═══

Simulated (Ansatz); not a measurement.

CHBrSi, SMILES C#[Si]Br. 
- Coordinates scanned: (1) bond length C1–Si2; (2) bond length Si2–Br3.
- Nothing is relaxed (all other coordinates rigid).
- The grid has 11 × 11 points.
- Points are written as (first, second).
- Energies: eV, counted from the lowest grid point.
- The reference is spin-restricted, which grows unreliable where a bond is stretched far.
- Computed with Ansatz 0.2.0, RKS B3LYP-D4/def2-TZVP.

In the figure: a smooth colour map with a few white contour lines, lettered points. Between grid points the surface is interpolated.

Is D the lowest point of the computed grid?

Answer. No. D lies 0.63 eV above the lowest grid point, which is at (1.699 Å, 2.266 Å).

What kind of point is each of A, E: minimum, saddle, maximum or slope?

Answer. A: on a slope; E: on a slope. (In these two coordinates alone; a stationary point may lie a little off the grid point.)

═══

> _Requirement_: What's wanted is each line above, transcribed with nothing altered.

> _Result_:
Simulated (Ansatz); not a measurement.

CHBrSi, SMILES C#[Si]Br. 
- Coordinates scanned: (1) bond length C1–Si2; (2) bond length Si2–Br3.
- Nothing is relaxed (all other coordinates rigid).
- The grid has 11 × 11 points.
- Points are written as (first, second).
- Energies: eV, counted from the lowest grid point.
- The reference is spin-restricted, which grows unreliable where a bond is stretched far.
- Computed with Ansatz 0.2.0, RKS B3LYP-D4/def2-TZVP.

In the figure: a smooth colour map with a few white contour lines, lettered points. Between grid points the surface is interpolated.

Is D the lowest point of the computed grid?

Answer. No. D lies 0.63 eV above the lowest grid point, which is at (1.699 Å, 2.266 Å).

What kind of point is each of A, E: minimum, saddle, maximum or slope?

Answer. A: on a slope; E: on a slope. (In these two coordinates alone; a stationary point may lie a little off the grid point.)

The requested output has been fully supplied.